- [TASK ITEM] Using the material below, return exactly the lines between the one holding "ZnS in VASP and in Ansatz" and the one holding "Alike in both", inclusive, and no others.

--
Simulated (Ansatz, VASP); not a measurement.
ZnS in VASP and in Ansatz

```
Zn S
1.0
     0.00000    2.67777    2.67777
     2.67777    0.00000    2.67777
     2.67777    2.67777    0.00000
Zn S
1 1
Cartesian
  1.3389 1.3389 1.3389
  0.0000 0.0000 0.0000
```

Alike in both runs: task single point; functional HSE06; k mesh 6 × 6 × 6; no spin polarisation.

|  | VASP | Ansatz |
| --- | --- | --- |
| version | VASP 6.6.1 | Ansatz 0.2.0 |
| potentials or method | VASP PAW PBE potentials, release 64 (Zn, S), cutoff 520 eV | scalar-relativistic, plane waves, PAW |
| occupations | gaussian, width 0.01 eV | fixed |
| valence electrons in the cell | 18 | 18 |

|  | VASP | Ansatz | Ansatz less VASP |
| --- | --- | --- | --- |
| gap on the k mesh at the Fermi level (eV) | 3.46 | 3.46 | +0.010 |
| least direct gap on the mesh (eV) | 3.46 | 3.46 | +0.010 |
--

- [TASK ANSWER]
ZnS in VASP and in Ansatz

```
Zn S
1.0
     0.00000    2.67777    2.67777
     2.67777    0.00000    2.67777
     2.67777    2.67777    0.00000
Zn S
1 1
Cartesian
  1.3389 1.3389 1.3389
  0.0000 0.0000 0.0000
```

Alike in both runs: task single point; functional HSE06; k mesh 6 × 6 × 6; no spin polarisation.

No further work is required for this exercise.